**ACTION ITEM**
Starting at the first line of the data below, write out each line exactly until you reach the line containing "## Which element holds H most strongly?", and include that line too.

(LISTED ENTRIES begins)
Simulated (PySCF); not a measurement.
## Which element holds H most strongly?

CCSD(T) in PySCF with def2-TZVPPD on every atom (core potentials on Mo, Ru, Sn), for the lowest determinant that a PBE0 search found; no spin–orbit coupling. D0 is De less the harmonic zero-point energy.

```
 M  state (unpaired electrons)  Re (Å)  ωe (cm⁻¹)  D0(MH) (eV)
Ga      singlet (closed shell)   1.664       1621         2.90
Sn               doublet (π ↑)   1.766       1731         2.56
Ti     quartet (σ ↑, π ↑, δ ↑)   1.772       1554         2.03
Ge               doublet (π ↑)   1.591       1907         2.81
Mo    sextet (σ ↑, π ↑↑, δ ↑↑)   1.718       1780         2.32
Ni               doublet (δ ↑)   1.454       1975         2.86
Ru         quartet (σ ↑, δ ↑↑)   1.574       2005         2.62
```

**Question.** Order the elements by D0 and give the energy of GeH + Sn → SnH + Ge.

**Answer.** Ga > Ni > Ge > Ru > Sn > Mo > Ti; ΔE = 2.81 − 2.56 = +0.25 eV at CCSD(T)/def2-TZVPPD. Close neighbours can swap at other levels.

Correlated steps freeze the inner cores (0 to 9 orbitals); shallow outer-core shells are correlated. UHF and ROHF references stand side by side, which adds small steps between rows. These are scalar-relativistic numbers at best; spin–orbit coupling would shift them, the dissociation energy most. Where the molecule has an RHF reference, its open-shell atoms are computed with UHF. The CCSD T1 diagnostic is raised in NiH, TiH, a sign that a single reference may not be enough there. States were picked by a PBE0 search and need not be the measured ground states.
(LISTED ENTRIES ends)

**TASK ANSWER**
Simulated (PySCF); not a measurement.
## Which element holds H most strongly?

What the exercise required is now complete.